## AVAILABLE DATA
┌──

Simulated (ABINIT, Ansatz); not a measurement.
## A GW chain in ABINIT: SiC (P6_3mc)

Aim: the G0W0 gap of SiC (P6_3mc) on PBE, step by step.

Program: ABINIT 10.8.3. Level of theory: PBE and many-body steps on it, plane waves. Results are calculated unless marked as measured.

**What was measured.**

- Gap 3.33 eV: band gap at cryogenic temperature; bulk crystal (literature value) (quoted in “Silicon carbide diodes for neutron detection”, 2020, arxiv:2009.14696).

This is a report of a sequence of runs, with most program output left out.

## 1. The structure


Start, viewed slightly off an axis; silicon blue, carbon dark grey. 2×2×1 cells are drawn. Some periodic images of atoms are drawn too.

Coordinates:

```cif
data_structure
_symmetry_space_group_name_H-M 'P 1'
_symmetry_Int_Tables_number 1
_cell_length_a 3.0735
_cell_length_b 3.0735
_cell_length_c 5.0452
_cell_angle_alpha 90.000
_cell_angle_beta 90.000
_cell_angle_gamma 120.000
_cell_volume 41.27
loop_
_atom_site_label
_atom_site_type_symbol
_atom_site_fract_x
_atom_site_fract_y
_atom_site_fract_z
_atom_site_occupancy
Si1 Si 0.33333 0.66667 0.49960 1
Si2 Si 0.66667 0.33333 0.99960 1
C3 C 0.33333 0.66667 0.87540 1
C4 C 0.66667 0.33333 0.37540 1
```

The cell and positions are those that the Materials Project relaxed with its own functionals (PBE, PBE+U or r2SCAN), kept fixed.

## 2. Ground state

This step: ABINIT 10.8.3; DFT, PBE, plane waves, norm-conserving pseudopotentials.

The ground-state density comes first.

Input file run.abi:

└──

## REQUIREMENT
What is needed is a word-for-word copy of all the material.

## ANSWER AREA
Simulated (ABINIT, Ansatz); not a measurement.
## A GW chain in ABINIT: SiC (P6_3mc)

Aim: the G0W0 gap of SiC (P6_3mc) on PBE, step by step.

Program: ABINIT 10.8.3. Level of theory: PBE and many-body steps on it, plane waves. Results are calculated unless marked as measured.

**What was measured.**

- Gap 3.33 eV: band gap at cryogenic temperature; bulk crystal (literature value) (quoted in “Silicon carbide diodes for neutron detection”, 2020, arxiv:2009.14696).

This is a report of a sequence of runs, with most program output left out.

## 1. The structure


Start, viewed slightly off an axis; silicon blue, carbon dark grey. 2×2×1 cells are drawn. Some periodic images of atoms are drawn too.

Coordinates:

```cif
data_structure
_symmetry_space_group_name_H-M 'P 1'
_symmetry_Int_Tables_number 1
_cell_length_a 3.0735
_cell_length_b 3.0735
_cell_length_c 5.0452
_cell_angle_alpha 90.000
_cell_angle_beta 90.000
_cell_angle_gamma 120.000
_cell_volume 41.27
loop_
_atom_site_label
_atom_site_type_symbol
_atom_site_fract_x
_atom_site_fract_y
_atom_site_fract_z
_atom_site_occupancy
Si1 Si 0.33333 0.66667 0.49960 1
Si2 Si 0.66667 0.33333 0.99960 1
C3 C 0.33333 0.66667 0.87540 1
C4 C 0.66667 0.33333 0.37540 1
```

The cell and positions are those that the Materials Project relaxed with its own functionals (PBE, PBE+U or r2SCAN), kept fixed.

## 2. Ground state

This step: ABINIT 10.8.3; DFT, PBE, plane waves, norm-conserving pseudopotentials.

The ground-state density comes first.

Input file run.abi:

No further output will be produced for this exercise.